- Work item: Exactly the lines from the start of the data below through the line containing "Energy scan for" must be returned, and no others.

- Dataset extract:
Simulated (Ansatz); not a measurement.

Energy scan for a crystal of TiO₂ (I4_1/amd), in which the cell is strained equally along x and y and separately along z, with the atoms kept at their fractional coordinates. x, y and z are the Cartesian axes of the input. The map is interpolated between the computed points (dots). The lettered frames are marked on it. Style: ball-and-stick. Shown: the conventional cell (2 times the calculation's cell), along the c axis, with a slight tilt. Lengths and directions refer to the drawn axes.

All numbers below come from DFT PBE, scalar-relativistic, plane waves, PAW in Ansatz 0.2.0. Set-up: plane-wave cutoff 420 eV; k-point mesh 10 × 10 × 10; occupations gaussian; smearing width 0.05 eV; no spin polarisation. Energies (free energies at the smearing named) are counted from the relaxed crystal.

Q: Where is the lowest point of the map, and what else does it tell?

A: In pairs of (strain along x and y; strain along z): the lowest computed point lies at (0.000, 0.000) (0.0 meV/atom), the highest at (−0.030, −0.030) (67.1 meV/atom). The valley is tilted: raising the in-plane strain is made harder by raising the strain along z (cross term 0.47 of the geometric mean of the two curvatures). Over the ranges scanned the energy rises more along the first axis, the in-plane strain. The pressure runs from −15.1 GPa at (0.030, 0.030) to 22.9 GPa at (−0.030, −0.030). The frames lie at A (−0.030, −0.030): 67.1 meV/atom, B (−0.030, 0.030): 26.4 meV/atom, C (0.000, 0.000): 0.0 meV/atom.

- Answer box:
Simulated (Ansatz); not a measurement.

Energy scan for a crystal of TiO₂ (I4_1/amd), in which the cell is strained equally along x and y and separately along z, with the atoms kept at their fractional coordinates. x, y and z are the Cartesian axes of the input. The map is interpolated between the computed points (dots). The lettered frames are marked on it. Style: ball-and-stick. Shown: the conventional cell (2 times the calculation's cell), along the c axis, with a slight tilt. Lengths and directions refer to the drawn axes.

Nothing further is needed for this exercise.